■ Data records ■
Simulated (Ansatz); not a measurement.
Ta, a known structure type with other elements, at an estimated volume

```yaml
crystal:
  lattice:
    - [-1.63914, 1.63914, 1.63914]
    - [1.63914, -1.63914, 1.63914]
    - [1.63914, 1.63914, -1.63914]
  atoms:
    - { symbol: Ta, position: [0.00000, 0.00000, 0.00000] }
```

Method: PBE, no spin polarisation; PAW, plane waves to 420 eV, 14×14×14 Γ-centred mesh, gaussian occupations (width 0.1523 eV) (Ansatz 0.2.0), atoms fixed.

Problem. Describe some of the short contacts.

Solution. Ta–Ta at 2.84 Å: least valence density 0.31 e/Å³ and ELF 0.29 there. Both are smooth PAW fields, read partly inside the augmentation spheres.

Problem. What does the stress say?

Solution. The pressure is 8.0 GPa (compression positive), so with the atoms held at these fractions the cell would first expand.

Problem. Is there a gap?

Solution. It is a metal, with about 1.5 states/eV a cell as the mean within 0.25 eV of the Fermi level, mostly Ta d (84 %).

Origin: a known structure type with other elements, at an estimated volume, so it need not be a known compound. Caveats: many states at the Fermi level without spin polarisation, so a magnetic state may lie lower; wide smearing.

■ Work instruction ■
Repeat only what lies between the first line of the data and the line containing "Problem. Describe some of the short contacts.", both of those lines included, exactly as it stands.

■ Written reply ■
Simulated (Ansatz); not a measurement.
Ta, a known structure type with other elements, at an estimated volume

```yaml
crystal:
  lattice:
    - [-1.63914, 1.63914, 1.63914]
    - [1.63914, -1.63914, 1.63914]
    - [1.63914, 1.63914, -1.63914]
  atoms:
    - { symbol: Ta, position: [0.00000, 0.00000, 0.00000] }
```

Method: PBE, no spin polarisation; PAW, plane waves to 420 eV, 14×14×14 Γ-centred mesh, gaussian occupations (width 0.1523 eV) (Ansatz 0.2.0), atoms fixed.

Problem. Describe some of the short contacts.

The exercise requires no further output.